* Assignment *
In the listing that follows, the range to quote begins at the line that has "Potentials or basis: VASP" and ends after the line that has "Problem. Estimate the wall time of this run."; quote it verbatim and add nothing.

* Records supplied *
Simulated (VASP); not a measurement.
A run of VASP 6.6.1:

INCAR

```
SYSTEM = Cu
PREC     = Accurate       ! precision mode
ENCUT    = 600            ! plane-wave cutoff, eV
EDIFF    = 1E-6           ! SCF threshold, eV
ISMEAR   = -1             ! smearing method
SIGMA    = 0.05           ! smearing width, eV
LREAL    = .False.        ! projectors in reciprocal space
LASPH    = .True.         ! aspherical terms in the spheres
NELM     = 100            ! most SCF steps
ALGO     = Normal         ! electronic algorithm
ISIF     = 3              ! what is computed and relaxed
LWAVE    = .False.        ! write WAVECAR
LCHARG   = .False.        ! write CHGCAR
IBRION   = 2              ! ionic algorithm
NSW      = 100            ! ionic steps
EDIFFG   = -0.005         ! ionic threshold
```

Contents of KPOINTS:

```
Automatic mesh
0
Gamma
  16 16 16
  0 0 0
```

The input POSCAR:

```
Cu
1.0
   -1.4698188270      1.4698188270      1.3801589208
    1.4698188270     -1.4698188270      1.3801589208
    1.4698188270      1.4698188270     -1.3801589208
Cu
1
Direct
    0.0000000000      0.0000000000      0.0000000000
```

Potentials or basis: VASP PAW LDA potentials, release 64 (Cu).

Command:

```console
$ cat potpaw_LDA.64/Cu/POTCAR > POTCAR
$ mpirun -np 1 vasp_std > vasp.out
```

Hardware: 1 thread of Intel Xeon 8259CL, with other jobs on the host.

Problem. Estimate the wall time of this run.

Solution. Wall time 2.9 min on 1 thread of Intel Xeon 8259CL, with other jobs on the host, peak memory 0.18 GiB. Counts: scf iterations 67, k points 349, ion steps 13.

* Result *
Potentials or basis: VASP PAW LDA potentials, release 64 (Cu).

Command:

```console
$ cat potpaw_LDA.64/Cu/POTCAR > POTCAR
$ mpirun -np 1 vasp_std > vasp.out
```

Hardware: 1 thread of Intel Xeon 8259CL, with other jobs on the host.

Problem. Estimate the wall time of this run.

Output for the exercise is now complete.